--- ACTION ITEM ---
From the records below, transcribe only the lines running from the one with "- Spin: no spin polarisation" through the one with "Its results: band". Keep both of those end lines.

Content starts
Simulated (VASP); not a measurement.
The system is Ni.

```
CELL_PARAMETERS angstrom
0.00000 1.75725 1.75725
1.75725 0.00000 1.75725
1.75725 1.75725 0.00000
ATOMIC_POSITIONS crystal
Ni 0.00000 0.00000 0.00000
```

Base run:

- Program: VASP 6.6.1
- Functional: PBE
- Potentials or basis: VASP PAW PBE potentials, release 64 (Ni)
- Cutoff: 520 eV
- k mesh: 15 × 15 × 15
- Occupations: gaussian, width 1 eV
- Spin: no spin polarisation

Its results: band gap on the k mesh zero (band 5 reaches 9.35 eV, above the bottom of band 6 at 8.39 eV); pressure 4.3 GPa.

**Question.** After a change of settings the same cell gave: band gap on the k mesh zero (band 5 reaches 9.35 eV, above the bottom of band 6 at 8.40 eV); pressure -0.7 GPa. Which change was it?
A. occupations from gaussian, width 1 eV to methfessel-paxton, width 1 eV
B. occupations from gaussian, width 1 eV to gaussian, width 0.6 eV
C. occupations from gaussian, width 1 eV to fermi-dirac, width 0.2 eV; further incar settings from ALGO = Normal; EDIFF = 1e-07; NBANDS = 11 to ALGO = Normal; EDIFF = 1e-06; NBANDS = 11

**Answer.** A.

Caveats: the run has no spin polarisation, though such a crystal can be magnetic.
Content ends

--- PROBLEM SOLUTION ---
- Spin: no spin polarisation

Its results: band gap on the k mesh zero (band 5 reaches 9.35 eV, above the bottom of band 6 at 8.39 eV); pressure 4.3 GPa.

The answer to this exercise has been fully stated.